> [Activity] Repeat exactly the lines from the start of the entries below through the line containing "A k mesh can". Omit the rest.

[Source data — start]

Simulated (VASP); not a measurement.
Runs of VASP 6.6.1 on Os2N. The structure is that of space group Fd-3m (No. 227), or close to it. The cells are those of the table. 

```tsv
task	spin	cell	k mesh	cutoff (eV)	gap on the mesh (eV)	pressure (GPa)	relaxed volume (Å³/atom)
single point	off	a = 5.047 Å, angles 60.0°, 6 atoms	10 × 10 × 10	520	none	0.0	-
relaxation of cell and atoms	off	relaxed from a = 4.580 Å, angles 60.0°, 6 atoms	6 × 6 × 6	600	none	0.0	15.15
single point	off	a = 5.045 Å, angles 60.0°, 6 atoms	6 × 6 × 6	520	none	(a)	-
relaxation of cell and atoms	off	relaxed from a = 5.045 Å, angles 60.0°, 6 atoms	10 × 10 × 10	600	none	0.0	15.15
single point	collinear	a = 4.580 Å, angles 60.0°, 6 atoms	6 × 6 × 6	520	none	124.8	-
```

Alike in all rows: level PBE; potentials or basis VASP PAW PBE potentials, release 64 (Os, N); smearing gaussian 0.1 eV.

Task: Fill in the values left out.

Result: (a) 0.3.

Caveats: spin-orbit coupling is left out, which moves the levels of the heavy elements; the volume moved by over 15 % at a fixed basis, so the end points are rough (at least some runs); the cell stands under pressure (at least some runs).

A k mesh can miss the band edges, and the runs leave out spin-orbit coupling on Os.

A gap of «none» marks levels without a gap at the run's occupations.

[Source data — finish]

> [Your response]
Simulated (VASP); not a measurement.
Runs of VASP 6.6.1 on Os2N. The structure is that of space group Fd-3m (No. 227), or close to it. The cells are those of the table. 

```tsv
task	spin	cell	k mesh	cutoff (eV)	gap on the mesh (eV)	pressure (GPa)	relaxed volume (Å³/atom)
single point	off	a = 5.047 Å, angles 60.0°, 6 atoms	10 × 10 × 10	520	none	0.0	-
relaxation of cell and atoms	off	relaxed from a = 4.580 Å, angles 60.0°, 6 atoms	6 × 6 × 6	600	none	0.0	15.15
single point	off	a = 5.045 Å, angles 60.0°, 6 atoms	6 × 6 × 6	520	none	(a)	-
relaxation of cell and atoms	off	relaxed from a = 5.045 Å, angles 60.0°, 6 atoms	10 × 10 × 10	600	none	0.0	15.15
single point	collinear	a = 4.580 Å, angles 60.0°, 6 atoms	6 × 6 × 6	520	none	124.8	-
```

Alike in all rows: level PBE; potentials or basis VASP PAW PBE potentials, release 64 (Os, N); smearing gaussian 0.1 eV.

Task: Fill in the values left out.

Result: (a) 0.3.

Caveats: spin-orbit coupling is left out, which moves the levels of the heavy elements; the volume moved by over 15 % at a fixed basis, so the end points are rough (at least some runs); the cell stands under pressure (at least some runs).

A k mesh can miss the band edges, and the runs leave out spin-orbit coupling on Os.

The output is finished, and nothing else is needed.